* **EXTRACTED RECORDS**
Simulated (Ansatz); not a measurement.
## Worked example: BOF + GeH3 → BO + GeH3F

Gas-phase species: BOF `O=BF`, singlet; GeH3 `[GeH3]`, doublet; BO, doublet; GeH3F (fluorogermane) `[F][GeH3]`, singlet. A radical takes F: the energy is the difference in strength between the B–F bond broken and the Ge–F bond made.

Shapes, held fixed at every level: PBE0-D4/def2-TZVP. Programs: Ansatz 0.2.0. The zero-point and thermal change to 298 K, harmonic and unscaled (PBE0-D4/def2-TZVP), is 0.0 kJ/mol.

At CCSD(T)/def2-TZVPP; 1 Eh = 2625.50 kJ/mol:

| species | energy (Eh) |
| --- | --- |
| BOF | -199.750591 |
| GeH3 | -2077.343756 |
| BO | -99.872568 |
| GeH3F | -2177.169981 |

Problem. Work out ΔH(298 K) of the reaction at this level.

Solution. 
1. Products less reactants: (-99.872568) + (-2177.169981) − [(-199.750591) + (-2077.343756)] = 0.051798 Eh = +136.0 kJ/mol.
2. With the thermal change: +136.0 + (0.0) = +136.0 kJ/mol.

* **BRIEF**
The line with "1. Products less" is the last to include; transcribe exactly every line from the top of the material above down to it.

* **EXERCISE RESULT**
Simulated (Ansatz); not a measurement.
## Worked example: BOF + GeH3 → BO + GeH3F

Gas-phase species: BOF `O=BF`, singlet; GeH3 `[GeH3]`, doublet; BO, doublet; GeH3F (fluorogermane) `[F][GeH3]`, singlet. A radical takes F: the energy is the difference in strength between the B–F bond broken and the Ge–F bond made.

Shapes, held fixed at every level: PBE0-D4/def2-TZVP. Programs: Ansatz 0.2.0. The zero-point and thermal change to 298 K, harmonic and unscaled (PBE0-D4/def2-TZVP), is 0.0 kJ/mol.

At CCSD(T)/def2-TZVPP; 1 Eh = 2625.50 kJ/mol:

| species | energy (Eh) |
| --- | --- |
| BOF | -199.750591 |
| GeH3 | -2077.343756 |
| BO | -99.872568 |
| GeH3F | -2177.169981 |

Problem. Work out ΔH(298 K) of the reaction at this level.

Solution. 
1. Products less reactants: (-99.872568) + (-2177.169981) − [(-199.750591) + (-2077.343756)] = 0.051798 Eh = +136.0 kJ/mol.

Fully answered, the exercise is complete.